Assigned task:
From the entries below, retype only the lines from the one with "Harmonic wavenumbers (cm⁻¹)" through the one with "### Question", exactly as written.

Data extract:
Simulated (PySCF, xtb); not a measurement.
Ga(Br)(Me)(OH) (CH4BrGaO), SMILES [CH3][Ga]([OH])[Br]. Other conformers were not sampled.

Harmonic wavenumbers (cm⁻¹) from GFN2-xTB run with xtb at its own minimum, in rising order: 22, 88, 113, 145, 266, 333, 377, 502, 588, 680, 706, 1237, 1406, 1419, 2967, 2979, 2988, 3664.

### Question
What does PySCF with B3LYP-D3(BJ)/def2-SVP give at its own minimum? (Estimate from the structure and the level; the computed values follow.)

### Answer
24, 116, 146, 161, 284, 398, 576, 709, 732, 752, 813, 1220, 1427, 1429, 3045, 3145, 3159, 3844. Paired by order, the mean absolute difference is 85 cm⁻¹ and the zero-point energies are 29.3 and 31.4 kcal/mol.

Your solution:
Harmonic wavenumbers (cm⁻¹) from GFN2-xTB run with xtb at its own minimum, in rising order: 22, 88, 113, 145, 266, 333, 377, 502, 588, 680, 706, 1237, 1406, 1419, 2967, 2979, 2988, 3664.

### Question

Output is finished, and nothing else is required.